Work task:
Type out each entry exactly.

Stored data:
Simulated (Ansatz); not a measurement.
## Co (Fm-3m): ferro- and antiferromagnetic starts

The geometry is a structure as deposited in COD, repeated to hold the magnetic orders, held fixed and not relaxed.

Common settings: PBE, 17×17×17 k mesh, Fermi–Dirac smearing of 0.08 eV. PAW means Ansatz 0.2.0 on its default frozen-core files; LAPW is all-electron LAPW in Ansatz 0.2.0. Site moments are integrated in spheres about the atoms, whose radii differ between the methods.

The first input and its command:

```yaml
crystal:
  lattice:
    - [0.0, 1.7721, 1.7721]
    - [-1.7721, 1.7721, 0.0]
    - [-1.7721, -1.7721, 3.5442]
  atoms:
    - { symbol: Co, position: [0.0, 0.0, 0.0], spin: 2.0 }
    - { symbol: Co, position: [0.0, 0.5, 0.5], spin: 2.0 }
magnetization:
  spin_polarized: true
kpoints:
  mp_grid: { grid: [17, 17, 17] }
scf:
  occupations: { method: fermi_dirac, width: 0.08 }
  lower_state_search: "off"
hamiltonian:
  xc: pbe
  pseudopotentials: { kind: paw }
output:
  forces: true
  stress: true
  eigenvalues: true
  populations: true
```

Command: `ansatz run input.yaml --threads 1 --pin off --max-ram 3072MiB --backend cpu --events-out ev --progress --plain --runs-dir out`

Reply:
Simulated (Ansatz); not a measurement.
## Co (Fm-3m): ferro- and antiferromagnetic starts

The geometry is a structure as deposited in COD, repeated to hold the magnetic orders, held fixed and not relaxed.

Common settings: PBE, 17×17×17 k mesh, Fermi–Dirac smearing of 0.08 eV. PAW means Ansatz 0.2.0 on its default frozen-core files; LAPW is all-electron LAPW in Ansatz 0.2.0. Site moments are integrated in spheres about the atoms, whose radii differ between the methods.

The first input and its command:

```yaml
crystal:
  lattice:
    - [0.0, 1.7721, 1.7721]
    - [-1.7721, 1.7721, 0.0]
    - [-1.7721, -1.7721, 3.5442]
  atoms:
    - { symbol: Co, position: [0.0, 0.0, 0.0], spin: 2.0 }
    - { symbol: Co, position: [0.0, 0.5, 0.5], spin: 2.0 }
magnetization:
  spin_polarized: true
kpoints:
  mp_grid: { grid: [17, 17, 17] }
scf:
  occupations: { method: fermi_dirac, width: 0.08 }
  lower_state_search: "off"
hamiltonian:
  xc: pbe
  pseudopotentials: { kind: paw }
output:
  forces: true
  stress: true
  eigenvalues: true
  populations: true
```

Command: `ansatz run input.yaml --threads 1 --pin off --max-ram 3072MiB --backend cpu --events-out ev --progress --plain --runs-dir out`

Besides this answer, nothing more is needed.